### Work item
Look below for the lines from the one with "Program: Ansatz 0.2.0." to the one with "It takes space", and copy exactly those lines, both ends included.

------------

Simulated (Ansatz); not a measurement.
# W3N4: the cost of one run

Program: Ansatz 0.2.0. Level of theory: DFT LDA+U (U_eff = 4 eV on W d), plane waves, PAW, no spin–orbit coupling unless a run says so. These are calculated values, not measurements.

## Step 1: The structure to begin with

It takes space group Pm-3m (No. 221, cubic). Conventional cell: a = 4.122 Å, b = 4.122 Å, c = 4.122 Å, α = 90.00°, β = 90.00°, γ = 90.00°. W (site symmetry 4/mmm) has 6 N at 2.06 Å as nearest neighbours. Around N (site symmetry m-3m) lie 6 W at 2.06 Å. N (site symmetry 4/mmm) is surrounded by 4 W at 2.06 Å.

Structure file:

------------

### Answer box
Program: Ansatz 0.2.0. Level of theory: DFT LDA+U (U_eff = 4 eV on W d), plane waves, PAW, no spin–orbit coupling unless a run says so. These are calculated values, not measurements.

## Step 1: The structure to begin with

It takes space group Pm-3m (No. 221, cubic). Conventional cell: a = 4.122 Å, b = 4.122 Å, c = 4.122 Å, α = 90.00°, β = 90.00°, γ = 90.00°. W (site symmetry 4/mmm) has 6 N at 2.06 Å as nearest neighbours. Around N (site symmetry m-3m) lie 6 W at 2.06 Å. N (site symmetry 4/mmm) is surrounded by 4 W at 2.06 Å.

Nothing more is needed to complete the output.